**REQUIRED ACTION:** Output only the lines from the start of the entries through the line holding "Calculation on a". Each line must match the original exactly.

*-*-*

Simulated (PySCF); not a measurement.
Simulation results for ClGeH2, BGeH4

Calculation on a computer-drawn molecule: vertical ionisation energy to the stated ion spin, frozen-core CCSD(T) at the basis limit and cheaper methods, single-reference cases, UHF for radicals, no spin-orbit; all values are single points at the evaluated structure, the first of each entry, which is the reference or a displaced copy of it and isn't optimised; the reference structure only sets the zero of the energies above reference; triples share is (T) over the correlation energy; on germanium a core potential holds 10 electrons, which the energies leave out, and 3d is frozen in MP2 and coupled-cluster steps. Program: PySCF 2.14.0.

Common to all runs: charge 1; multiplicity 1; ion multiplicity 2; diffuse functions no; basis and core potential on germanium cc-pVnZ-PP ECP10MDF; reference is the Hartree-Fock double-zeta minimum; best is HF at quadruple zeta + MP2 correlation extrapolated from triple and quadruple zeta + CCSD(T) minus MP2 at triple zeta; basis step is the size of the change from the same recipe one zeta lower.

*-*-*

**EXERCISE ANSWER:**
Simulated (PySCF); not a measurement.
Simulation results for ClGeH2, BGeH4

Calculation on a computer-drawn molecule: vertical ionisation energy to the stated ion spin, frozen-core CCSD(T) at the basis limit and cheaper methods, single-reference cases, UHF for radicals, no spin-orbit; all values are single points at the evaluated structure, the first of each entry, which is the reference or a displaced copy of it and isn't optimised; the reference structure only sets the zero of the energies above reference; triples share is (T) over the correlation energy; on germanium a core potential holds 10 electrons, which the energies leave out, and 3d is frozen in MP2 and coupled-cluster steps. Program: PySCF 2.14.0.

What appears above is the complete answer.